*** SOURCE DATA ***

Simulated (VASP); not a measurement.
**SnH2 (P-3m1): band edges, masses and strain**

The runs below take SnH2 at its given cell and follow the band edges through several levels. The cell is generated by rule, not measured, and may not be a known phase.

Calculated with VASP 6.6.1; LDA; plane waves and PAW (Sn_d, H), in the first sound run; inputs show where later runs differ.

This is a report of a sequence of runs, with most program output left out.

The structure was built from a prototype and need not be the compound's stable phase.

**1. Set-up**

*** End of SOURCE DATA ***

REQUIREMENT
Word for word, retype all of the entries above.

WRITTEN RESPONSE
Simulated (VASP); not a measurement.
**SnH2 (P-3m1): band edges, masses and strain**

The runs below take SnH2 at its given cell and follow the band edges through several levels. The cell is generated by rule, not measured, and may not be a known phase.

Calculated with VASP 6.6.1; LDA; plane waves and PAW (Sn_d, H), in the first sound run; inputs show where later runs differ.

This is a report of a sequence of runs, with most program output left out.

The structure was built from a prototype and need not be the compound's stable phase.

**1. Set-up**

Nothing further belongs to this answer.